* **Work request**: From the first line of the data below, copy each line up to the one containing "CdH2 (SMILES [CdH2])", and include that line too.

─── Data extracts ───

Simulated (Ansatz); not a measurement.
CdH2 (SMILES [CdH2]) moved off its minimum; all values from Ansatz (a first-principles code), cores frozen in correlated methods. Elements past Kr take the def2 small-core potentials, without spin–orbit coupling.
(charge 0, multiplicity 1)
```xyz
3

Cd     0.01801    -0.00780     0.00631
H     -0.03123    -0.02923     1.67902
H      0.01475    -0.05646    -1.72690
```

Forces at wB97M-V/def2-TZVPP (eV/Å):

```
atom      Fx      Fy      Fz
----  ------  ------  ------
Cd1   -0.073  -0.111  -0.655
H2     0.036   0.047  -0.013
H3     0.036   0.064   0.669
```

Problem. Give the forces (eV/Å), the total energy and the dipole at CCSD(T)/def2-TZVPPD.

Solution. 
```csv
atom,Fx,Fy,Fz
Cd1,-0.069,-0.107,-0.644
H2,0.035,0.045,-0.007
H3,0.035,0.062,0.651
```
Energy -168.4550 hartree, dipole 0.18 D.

───

* **Response**:
Simulated (Ansatz); not a measurement.
CdH2 (SMILES [CdH2]) moved off its minimum; all values from Ansatz (a first-principles code), cores frozen in correlated methods. Elements past Kr take the def2 small-core potentials, without spin–orbit coupling.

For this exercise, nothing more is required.